▸ **WORK REQUEST**
Restate verbatim the span of lines below between the line with "Potentials or basis: VASP" and the line with "Caveat: the cell", including those two lines, and only that span.

▸ **AVAILABLE DATA**
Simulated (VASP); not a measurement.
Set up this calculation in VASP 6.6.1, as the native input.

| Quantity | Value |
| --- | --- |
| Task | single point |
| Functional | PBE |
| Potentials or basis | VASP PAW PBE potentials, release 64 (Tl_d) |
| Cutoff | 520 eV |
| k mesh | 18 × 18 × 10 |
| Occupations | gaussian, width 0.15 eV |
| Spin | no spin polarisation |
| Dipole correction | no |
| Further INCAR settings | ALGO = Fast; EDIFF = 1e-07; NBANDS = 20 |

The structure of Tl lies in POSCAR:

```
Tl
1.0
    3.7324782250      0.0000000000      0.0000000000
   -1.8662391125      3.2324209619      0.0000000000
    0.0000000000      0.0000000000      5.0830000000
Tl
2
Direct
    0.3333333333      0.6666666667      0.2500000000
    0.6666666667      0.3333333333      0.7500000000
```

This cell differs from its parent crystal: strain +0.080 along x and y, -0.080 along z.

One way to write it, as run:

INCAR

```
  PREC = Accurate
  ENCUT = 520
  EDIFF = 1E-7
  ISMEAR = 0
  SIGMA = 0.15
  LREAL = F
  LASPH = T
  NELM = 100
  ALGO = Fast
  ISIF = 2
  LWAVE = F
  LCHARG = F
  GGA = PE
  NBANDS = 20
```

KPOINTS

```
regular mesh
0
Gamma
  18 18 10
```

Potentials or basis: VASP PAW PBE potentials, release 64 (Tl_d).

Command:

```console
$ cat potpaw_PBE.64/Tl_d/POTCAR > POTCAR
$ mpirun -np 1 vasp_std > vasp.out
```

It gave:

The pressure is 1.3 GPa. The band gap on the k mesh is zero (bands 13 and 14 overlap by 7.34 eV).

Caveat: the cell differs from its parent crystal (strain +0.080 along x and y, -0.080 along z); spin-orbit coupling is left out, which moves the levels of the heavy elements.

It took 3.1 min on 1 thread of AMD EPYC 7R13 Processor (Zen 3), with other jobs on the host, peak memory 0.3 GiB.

▸ **EXPECTED ANSWER**
Potentials or basis: VASP PAW PBE potentials, release 64 (Tl_d).

Command:

```console
$ cat potpaw_PBE.64/Tl_d/POTCAR > POTCAR
$ mpirun -np 1 vasp_std > vasp.out
```

It gave:

The pressure is 1.3 GPa. The band gap on the k mesh is zero (bands 13 and 14 overlap by 7.34 eV).

Caveat: the cell differs from its parent crystal (strain +0.080 along x and y, -0.080 along z); spin-orbit coupling is left out, which moves the levels of the heavy elements.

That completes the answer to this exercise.